*** Begin section ***

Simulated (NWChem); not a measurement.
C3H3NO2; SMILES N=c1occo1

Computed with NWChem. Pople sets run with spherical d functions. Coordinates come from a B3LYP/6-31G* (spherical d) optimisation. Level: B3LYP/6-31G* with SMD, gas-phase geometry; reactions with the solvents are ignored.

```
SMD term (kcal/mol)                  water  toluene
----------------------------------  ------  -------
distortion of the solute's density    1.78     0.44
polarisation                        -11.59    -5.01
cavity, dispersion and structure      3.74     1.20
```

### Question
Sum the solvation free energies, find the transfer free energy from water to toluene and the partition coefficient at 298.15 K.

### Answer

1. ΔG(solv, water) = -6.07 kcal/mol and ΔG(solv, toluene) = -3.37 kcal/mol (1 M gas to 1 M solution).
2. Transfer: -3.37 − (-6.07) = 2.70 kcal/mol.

*** End section ***

Reproduce all of the data exactly as given.

Simulated (NWChem); not a measurement.
C3H3NO2; SMILES N=c1occo1

Computed with NWChem. Pople sets run with spherical d functions. Coordinates come from a B3LYP/6-31G* (spherical d) optimisation. Level: B3LYP/6-31G* with SMD, gas-phase geometry; reactions with the solvents are ignored.

```
SMD term (kcal/mol)                  water  toluene
----------------------------------  ------  -------
distortion of the solute's density    1.78     0.44
polarisation                        -11.59    -5.01
cavity, dispersion and structure      3.74     1.20
```

### Question
Sum the solvation free energies, find the transfer free energy from water to toluene and the partition coefficient at 298.15 K.

### Answer

1. ΔG(solv, water) = -6.07 kcal/mol and ΔG(solv, toluene) = -3.37 kcal/mol (1 M gas to 1 M solution).
2. Transfer: -3.37 − (-6.07) = 2.70 kcal/mol.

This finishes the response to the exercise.